WORK TASK: Print the lines below exactly as written, with none missing.

SUPPLIED ENTRIES:
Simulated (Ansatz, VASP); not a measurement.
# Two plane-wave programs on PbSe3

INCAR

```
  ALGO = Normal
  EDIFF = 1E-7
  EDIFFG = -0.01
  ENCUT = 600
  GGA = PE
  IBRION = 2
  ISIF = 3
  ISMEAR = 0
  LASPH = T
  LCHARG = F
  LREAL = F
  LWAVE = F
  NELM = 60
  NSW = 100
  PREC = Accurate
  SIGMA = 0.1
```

TASK RESPONSE:
Simulated (Ansatz, VASP); not a measurement.
# Two plane-wave programs on PbSe3

INCAR

```
  ALGO = Normal
  EDIFF = 1E-7
  EDIFFG = -0.01
  ENCUT = 600
  GGA = PE
  IBRION = 2
  ISIF = 3
  ISMEAR = 0
  LASPH = T
  LCHARG = F
  LREAL = F
  LWAVE = F
  NELM = 60
  NSW = 100
  PREC = Accurate
  SIGMA = 0.1
```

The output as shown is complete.